DATA FOR ANALYSIS
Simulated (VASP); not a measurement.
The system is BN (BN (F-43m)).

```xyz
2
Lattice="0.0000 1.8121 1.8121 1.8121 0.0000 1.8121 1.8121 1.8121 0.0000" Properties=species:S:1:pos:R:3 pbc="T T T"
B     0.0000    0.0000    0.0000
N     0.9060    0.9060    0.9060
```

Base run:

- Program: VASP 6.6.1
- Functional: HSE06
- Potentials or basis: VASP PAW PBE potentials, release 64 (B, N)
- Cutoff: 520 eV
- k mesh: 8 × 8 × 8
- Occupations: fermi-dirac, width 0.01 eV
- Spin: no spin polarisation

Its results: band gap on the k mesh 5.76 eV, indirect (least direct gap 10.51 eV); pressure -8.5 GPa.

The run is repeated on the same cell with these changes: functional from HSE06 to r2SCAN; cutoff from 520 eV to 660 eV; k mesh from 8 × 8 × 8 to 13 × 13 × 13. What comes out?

WORK TASK
Reproduce, exactly and without additions, the run of lines from the start of the listing above to the line bearing "Its results: band", inclusive.

ANSWER SECTION
Simulated (VASP); not a measurement.
The system is BN (BN (F-43m)).

```xyz
2
Lattice="0.0000 1.8121 1.8121 1.8121 0.0000 1.8121 1.8121 1.8121 0.0000" Properties=species:S:1:pos:R:3 pbc="T T T"
B     0.0000    0.0000    0.0000
N     0.9060    0.9060    0.9060
```

Base run:

- Program: VASP 6.6.1
- Functional: HSE06
- Potentials or basis: VASP PAW PBE potentials, release 64 (B, N)
- Cutoff: 520 eV
- k mesh: 8 × 8 × 8
- Occupations: fermi-dirac, width 0.01 eV
- Spin: no spin polarisation

Its results: band gap on the k mesh 5.76 eV, indirect (least direct gap 10.51 eV); pressure -8.5 GPa.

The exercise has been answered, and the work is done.